WORK INSTRUCTION => Output the data below exactly, down to the last character.

STORED DATA =>
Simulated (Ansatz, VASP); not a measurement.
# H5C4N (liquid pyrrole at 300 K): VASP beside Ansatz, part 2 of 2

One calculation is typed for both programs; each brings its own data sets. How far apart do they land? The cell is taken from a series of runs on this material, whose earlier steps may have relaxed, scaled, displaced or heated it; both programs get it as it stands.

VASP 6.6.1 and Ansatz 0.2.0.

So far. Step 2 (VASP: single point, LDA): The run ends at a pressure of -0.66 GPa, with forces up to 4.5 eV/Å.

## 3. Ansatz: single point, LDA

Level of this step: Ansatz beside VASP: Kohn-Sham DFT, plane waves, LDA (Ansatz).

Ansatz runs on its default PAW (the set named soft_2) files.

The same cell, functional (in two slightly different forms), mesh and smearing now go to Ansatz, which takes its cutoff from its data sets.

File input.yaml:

EXERCISE ANSWER =>
Simulated (Ansatz, VASP); not a measurement.
# H5C4N (liquid pyrrole at 300 K): VASP beside Ansatz, part 2 of 2

One calculation is typed for both programs; each brings its own data sets. How far apart do they land? The cell is taken from a series of runs on this material, whose earlier steps may have relaxed, scaled, displaced or heated it; both programs get it as it stands.

VASP 6.6.1 and Ansatz 0.2.0.

So far. Step 2 (VASP: single point, LDA): The run ends at a pressure of -0.66 GPa, with forces up to 4.5 eV/Å.

## 3. Ansatz: single point, LDA

Level of this step: Ansatz beside VASP: Kohn-Sham DFT, plane waves, LDA (Ansatz).

Ansatz runs on its default PAW (the set named soft_2) files.

The same cell, functional (in two slightly different forms), mesh and smearing now go to Ansatz, which takes its cutoff from its data sets.

File input.yaml:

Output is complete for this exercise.